Brief — Line by line, output the data that follows exactly as written.

[Opening Provided records section]

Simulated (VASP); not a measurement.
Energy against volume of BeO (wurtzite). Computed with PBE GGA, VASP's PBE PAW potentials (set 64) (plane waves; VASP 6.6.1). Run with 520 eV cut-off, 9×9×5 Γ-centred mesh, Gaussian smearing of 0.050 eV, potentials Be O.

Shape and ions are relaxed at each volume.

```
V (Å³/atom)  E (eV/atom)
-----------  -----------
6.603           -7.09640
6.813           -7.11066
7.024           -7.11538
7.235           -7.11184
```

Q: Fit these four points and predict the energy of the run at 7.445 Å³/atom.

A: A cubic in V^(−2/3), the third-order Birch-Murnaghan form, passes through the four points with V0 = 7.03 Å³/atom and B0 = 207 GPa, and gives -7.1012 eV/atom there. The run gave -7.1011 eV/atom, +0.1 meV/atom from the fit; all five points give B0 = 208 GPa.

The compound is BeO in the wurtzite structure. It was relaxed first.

[Closing Provided records section]

Written answer —
Simulated (VASP); not a measurement.
Energy against volume of BeO (wurtzite). Computed with PBE GGA, VASP's PBE PAW potentials (set 64) (plane waves; VASP 6.6.1). Run with 520 eV cut-off, 9×9×5 Γ-centred mesh, Gaussian smearing of 0.050 eV, potentials Be O.

Shape and ions are relaxed at each volume.

```
V (Å³/atom)  E (eV/atom)
-----------  -----------
6.603           -7.09640
6.813           -7.11066
7.024           -7.11538
7.235           -7.11184
```

Q: Fit these four points and predict the energy of the run at 7.445 Å³/atom.

A: A cubic in V^(−2/3), the third-order Birch-Murnaghan form, passes through the four points with V0 = 7.03 Å³/atom and B0 = 207 GPa, and gives -7.1012 eV/atom there. The run gave -7.1011 eV/atom, +0.1 meV/atom from the fit; all five points give B0 = 208 GPa.

The compound is BeO in the wurtzite structure. It was relaxed first.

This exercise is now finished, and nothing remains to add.